• _Work order_: Each entry needs to be retyped exactly, with nothing added or dropped.

● ● ● ●
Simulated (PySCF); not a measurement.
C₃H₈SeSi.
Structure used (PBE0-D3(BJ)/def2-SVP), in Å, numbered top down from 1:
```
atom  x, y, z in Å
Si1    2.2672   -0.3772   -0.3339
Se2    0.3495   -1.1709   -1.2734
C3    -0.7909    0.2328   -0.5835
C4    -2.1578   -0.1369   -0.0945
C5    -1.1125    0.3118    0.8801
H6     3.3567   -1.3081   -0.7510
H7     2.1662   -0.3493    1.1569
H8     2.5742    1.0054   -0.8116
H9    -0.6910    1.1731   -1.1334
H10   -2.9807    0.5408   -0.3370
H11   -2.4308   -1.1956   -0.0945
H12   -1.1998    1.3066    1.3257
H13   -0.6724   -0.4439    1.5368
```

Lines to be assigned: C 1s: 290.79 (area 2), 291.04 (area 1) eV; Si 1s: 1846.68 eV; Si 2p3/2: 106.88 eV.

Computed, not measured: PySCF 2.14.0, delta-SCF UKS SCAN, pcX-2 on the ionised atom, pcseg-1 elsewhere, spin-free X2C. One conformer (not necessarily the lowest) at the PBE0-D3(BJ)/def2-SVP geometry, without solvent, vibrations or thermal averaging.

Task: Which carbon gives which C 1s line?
● ● ● ●

• _Exercise response_:
Simulated (PySCF); not a measurement.
C₃H₈SeSi.
Structure used (PBE0-D3(BJ)/def2-SVP), in Å, numbered top down from 1:
```
atom  x, y, z in Å
Si1    2.2672   -0.3772   -0.3339
Se2    0.3495   -1.1709   -1.2734
C3    -0.7909    0.2328   -0.5835
C4    -2.1578   -0.1369   -0.0945
C5    -1.1125    0.3118    0.8801
H6     3.3567   -1.3081   -0.7510
H7     2.1662   -0.3493    1.1569
H8     2.5742    1.0054   -0.8116
H9    -0.6910    1.1731   -1.1334
H10   -2.9807    0.5408   -0.3370
H11   -2.4308   -1.1956   -0.0945
H12   -1.1998    1.3066    1.3257
H13   -0.6724   -0.4439    1.5368
```

Lines to be assigned: C 1s: 290.79 (area 2), 291.04 (area 1) eV; Si 1s: 1846.68 eV; Si 2p3/2: 106.88 eV.

Computed, not measured: PySCF 2.14.0, delta-SCF UKS SCAN, pcX-2 on the ionised atom, pcseg-1 elsewhere, spin-free X2C. One conformer (not necessarily the lowest) at the PBE0-D3(BJ)/def2-SVP geometry, without solvent, vibrations or thermal averaging.

Task: Which carbon gives which C 1s line?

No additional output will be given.